◆ ◆ ◆
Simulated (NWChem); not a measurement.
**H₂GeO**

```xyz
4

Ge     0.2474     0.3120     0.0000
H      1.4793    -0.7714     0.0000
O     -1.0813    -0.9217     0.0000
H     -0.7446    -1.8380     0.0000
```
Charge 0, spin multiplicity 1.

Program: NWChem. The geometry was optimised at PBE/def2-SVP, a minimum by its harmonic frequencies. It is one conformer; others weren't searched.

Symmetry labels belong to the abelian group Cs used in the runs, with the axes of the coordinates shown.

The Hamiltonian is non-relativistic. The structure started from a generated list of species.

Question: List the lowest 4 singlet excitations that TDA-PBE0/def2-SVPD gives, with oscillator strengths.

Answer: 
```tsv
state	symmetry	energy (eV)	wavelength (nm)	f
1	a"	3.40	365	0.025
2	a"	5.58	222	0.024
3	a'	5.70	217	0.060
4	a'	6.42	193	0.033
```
◆ ◆ ◆

■ WORK TASK: From the records above, transcribe exactly the run of lines that opens with the line holding "Charge 0, spin multiplicity 1." and closes with the line holding "The Hamiltonian is", both included.

■ WORKED SOLUTION:
Charge 0, spin multiplicity 1.

Program: NWChem. The geometry was optimised at PBE/def2-SVP, a minimum by its harmonic frequencies. It is one conformer; others weren't searched.

Symmetry labels belong to the abelian group Cs used in the runs, with the axes of the coordinates shown.

The Hamiltonian is non-relativistic. The structure started from a generated list of species.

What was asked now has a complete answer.